····················
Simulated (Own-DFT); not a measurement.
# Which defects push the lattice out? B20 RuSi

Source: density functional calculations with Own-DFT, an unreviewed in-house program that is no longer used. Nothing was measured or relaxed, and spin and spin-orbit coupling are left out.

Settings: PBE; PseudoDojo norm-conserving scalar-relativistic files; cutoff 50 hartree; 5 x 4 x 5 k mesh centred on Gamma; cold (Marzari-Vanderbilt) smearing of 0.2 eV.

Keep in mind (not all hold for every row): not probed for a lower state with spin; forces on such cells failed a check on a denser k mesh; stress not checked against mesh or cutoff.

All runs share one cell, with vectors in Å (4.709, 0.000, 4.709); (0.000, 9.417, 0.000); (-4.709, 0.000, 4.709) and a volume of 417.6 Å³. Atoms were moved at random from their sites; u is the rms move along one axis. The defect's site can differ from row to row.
····················

-- Task item --
The whole listing above needs to be reproduced exactly.

-- Task result --
Simulated (Own-DFT); not a measurement.
# Which defects push the lattice out? B20 RuSi

Source: density functional calculations with Own-DFT, an unreviewed in-house program that is no longer used. Nothing was measured or relaxed, and spin and spin-orbit coupling are left out.

Settings: PBE; PseudoDojo norm-conserving scalar-relativistic files; cutoff 50 hartree; 5 x 4 x 5 k mesh centred on Gamma; cold (Marzari-Vanderbilt) smearing of 0.2 eV.

Keep in mind (not all hold for every row): not probed for a lower state with spin; forces on such cells failed a check on a denser k mesh; stress not checked against mesh or cutoff.

All runs share one cell, with vectors in Å (4.709, 0.000, 4.709); (0.000, 9.417, 0.000); (-4.709, 0.000, 4.709) and a volume of 417.6 Å³. Atoms were moved at random from their sites; u is the rms move along one axis. The defect's site can differ from row to row.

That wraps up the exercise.